■ **Assignment**: Look below for the line that contains "Molar mass 79.1", then copy it and each following line exactly, through and including the line that contains "Task: By hand: H".

============================================================

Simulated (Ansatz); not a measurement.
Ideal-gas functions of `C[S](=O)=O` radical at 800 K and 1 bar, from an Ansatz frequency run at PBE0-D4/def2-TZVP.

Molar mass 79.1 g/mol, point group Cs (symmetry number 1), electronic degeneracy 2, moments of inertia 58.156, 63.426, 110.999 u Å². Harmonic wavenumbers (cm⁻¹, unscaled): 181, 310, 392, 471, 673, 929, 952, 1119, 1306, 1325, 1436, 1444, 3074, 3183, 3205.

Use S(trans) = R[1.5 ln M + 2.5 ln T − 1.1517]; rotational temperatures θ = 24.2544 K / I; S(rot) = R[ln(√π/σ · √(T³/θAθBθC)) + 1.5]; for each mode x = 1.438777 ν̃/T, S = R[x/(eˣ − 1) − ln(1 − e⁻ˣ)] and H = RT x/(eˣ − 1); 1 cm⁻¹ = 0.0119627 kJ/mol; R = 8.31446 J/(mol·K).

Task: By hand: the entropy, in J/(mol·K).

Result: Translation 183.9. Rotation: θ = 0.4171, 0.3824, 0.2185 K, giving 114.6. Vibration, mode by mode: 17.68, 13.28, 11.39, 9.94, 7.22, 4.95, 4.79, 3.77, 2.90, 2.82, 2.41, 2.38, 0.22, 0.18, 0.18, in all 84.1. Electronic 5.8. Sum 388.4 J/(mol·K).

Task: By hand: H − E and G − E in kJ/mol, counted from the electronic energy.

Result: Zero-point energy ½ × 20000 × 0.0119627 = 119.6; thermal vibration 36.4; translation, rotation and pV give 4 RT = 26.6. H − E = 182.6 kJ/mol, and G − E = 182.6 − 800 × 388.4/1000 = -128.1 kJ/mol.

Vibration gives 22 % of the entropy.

============================================================

■ **Exercise output**:
Molar mass 79.1 g/mol, point group Cs (symmetry number 1), electronic degeneracy 2, moments of inertia 58.156, 63.426, 110.999 u Å². Harmonic wavenumbers (cm⁻¹, unscaled): 181, 310, 392, 471, 673, 929, 952, 1119, 1306, 1325, 1436, 1444, 3074, 3183, 3205.

Use S(trans) = R[1.5 ln M + 2.5 ln T − 1.1517]; rotational temperatures θ = 24.2544 K / I; S(rot) = R[ln(√π/σ · √(T³/θAθBθC)) + 1.5]; for each mode x = 1.438777 ν̃/T, S = R[x/(eˣ − 1) − ln(1 − e⁻ˣ)] and H = RT x/(eˣ − 1); 1 cm⁻¹ = 0.0119627 kJ/mol; R = 8.31446 J/(mol·K).

Task: By hand: the entropy, in J/(mol·K).

Result: Translation 183.9. Rotation: θ = 0.4171, 0.3824, 0.2185 K, giving 114.6. Vibration, mode by mode: 17.68, 13.28, 11.39, 9.94, 7.22, 4.95, 4.79, 3.77, 2.90, 2.82, 2.41, 2.38, 0.22, 0.18, 0.18, in all 84.1. Electronic 5.8. Sum 388.4 J/(mol·K).

Task: By hand: H − E and G − E in kJ/mol, counted from the electronic energy.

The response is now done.